Reproduce the listing verbatim.

Raw data Block Start

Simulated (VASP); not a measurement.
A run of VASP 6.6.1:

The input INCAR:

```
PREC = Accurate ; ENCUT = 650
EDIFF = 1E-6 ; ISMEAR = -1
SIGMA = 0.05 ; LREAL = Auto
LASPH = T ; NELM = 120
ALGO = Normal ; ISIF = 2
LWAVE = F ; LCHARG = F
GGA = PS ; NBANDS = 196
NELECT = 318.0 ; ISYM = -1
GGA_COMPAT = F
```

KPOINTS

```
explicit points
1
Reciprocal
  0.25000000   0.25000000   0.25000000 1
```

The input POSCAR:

Raw data Block End

### Task response
Simulated (VASP); not a measurement.
A run of VASP 6.6.1:

The input INCAR:

```
PREC = Accurate ; ENCUT = 650
EDIFF = 1E-6 ; ISMEAR = -1
SIGMA = 0.05 ; LREAL = Auto
LASPH = T ; NELM = 120
ALGO = Normal ; ISIF = 2
LWAVE = F ; LCHARG = F
GGA = PS ; NBANDS = 196
NELECT = 318.0 ; ISYM = -1
GGA_COMPAT = F
```

KPOINTS

```
explicit points
1
Reciprocal
  0.25000000   0.25000000   0.25000000 1
```

The input POSCAR:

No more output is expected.